[Work instruction] Write the records out once more, so that nothing differs from the original.

[Supplied records]
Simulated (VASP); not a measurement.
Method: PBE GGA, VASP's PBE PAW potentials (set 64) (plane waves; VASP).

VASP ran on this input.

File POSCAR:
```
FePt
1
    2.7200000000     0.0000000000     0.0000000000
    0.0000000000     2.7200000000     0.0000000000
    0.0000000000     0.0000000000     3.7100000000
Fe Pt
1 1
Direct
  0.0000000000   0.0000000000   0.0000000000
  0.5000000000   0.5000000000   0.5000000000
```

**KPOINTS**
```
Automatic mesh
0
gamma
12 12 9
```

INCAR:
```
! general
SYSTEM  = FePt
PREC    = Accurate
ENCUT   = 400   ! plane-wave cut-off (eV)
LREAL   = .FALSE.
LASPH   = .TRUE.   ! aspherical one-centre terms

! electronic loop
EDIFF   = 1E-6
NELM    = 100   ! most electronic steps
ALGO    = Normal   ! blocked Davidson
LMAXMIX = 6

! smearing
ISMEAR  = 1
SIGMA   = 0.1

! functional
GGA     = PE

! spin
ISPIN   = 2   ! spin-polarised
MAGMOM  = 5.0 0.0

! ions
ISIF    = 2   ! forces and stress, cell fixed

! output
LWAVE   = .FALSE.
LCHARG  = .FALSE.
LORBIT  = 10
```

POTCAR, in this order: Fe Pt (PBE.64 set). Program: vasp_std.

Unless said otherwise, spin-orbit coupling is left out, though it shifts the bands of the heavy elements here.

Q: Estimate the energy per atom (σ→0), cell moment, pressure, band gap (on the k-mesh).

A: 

[Problem solution]
Simulated (VASP); not a measurement.
Method: PBE GGA, VASP's PBE PAW potentials (set 64) (plane waves; VASP).

VASP ran on this input.

File POSCAR:
```
FePt
1
    2.7200000000     0.0000000000     0.0000000000
    0.0000000000     2.7200000000     0.0000000000
    0.0000000000     0.0000000000     3.7100000000
Fe Pt
1 1
Direct
  0.0000000000   0.0000000000   0.0000000000
  0.5000000000   0.5000000000   0.5000000000
```

**KPOINTS**
```
Automatic mesh
0
gamma
12 12 9
```

INCAR:
```
! general
SYSTEM  = FePt
PREC    = Accurate
ENCUT   = 400   ! plane-wave cut-off (eV)
LREAL   = .FALSE.
LASPH   = .TRUE.   ! aspherical one-centre terms

! electronic loop
EDIFF   = 1E-6
NELM    = 100   ! most electronic steps
ALGO    = Normal   ! blocked Davidson
LMAXMIX = 6

! smearing
ISMEAR  = 1
SIGMA   = 0.1

! functional
GGA     = PE

! spin
ISPIN   = 2   ! spin-polarised
MAGMOM  = 5.0 0.0

! ions
ISIF    = 2   ! forces and stress, cell fixed

! output
LWAVE   = .FALSE.
LCHARG  = .FALSE.
LORBIT  = 10
```

POTCAR, in this order: Fe Pt (PBE.64 set). Program: vasp_std.

Unless said otherwise, spin-orbit coupling is left out, though it shifts the bands of the heavy elements here.

Q: Estimate the energy per atom (σ→0), cell moment, pressure, band gap (on the k-mesh).

A: 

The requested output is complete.